- ASSIGNED TASK -
Once you find the line with "Hardware: 1 thread" in the entries below, return exactly every line from it through the line with "Estimate the wall time of this run.".

- DATA -
________

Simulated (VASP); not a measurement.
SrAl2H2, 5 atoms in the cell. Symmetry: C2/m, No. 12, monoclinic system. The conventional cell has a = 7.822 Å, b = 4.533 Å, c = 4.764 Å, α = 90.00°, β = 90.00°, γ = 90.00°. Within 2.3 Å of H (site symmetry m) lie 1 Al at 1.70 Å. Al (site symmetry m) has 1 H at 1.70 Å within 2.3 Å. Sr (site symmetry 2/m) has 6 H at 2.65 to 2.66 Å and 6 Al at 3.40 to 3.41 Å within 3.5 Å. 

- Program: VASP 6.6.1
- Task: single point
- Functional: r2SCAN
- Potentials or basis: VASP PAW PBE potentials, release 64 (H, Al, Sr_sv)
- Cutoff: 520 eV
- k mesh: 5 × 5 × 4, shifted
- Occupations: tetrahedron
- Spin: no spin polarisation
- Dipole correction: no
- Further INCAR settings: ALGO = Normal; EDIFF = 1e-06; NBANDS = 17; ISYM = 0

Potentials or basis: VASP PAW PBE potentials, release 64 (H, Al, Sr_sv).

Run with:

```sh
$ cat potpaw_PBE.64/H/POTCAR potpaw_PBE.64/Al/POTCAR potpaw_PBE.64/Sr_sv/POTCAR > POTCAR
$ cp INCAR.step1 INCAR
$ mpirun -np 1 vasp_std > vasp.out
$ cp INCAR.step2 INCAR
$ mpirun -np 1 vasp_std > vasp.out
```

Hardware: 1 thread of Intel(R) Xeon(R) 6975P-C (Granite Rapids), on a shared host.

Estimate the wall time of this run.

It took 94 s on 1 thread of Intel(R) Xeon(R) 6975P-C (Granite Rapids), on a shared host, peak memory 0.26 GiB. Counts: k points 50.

________

- EXERCISE RESPONSE -
Hardware: 1 thread of Intel(R) Xeon(R) 6975P-C (Granite Rapids), on a shared host.

Estimate the wall time of this run.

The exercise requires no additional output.